> **Exercise**:
The listing should be returned in its entirety, exactly as given.

> **Dataset extract**:
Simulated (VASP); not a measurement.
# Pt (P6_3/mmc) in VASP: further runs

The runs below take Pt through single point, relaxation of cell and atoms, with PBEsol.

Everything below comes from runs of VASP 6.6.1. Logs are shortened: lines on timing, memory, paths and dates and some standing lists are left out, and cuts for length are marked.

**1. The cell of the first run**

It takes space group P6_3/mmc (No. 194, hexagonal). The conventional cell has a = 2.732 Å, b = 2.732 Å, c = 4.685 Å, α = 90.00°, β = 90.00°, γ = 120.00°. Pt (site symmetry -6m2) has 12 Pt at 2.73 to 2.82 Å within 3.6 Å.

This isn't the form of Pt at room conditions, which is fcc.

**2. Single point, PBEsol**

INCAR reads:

> **Task answer**:
Simulated (VASP); not a measurement.
# Pt (P6_3/mmc) in VASP: further runs

The runs below take Pt through single point, relaxation of cell and atoms, with PBEsol.

Everything below comes from runs of VASP 6.6.1. Logs are shortened: lines on timing, memory, paths and dates and some standing lists are left out, and cuts for length are marked.

**1. The cell of the first run**

It takes space group P6_3/mmc (No. 194, hexagonal). The conventional cell has a = 2.732 Å, b = 2.732 Å, c = 4.685 Å, α = 90.00°, β = 90.00°, γ = 120.00°. Pt (site symmetry -6m2) has 12 Pt at 2.73 to 2.82 Å within 3.6 Å.

This isn't the form of Pt at room conditions, which is fcc.

**2. Single point, PBEsol**

INCAR reads:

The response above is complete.